Your response should consist solely of the records, written out exactly.

Start of Block

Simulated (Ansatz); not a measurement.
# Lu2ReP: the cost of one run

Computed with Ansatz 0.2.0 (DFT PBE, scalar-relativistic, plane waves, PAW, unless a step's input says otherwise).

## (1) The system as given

End of Block

# ANSWER SPACE
Simulated (Ansatz); not a measurement.
# Lu2ReP: the cost of one run

Computed with Ansatz 0.2.0 (DFT PBE, scalar-relativistic, plane waves, PAW, unless a step's input says otherwise).

## (1) The system as given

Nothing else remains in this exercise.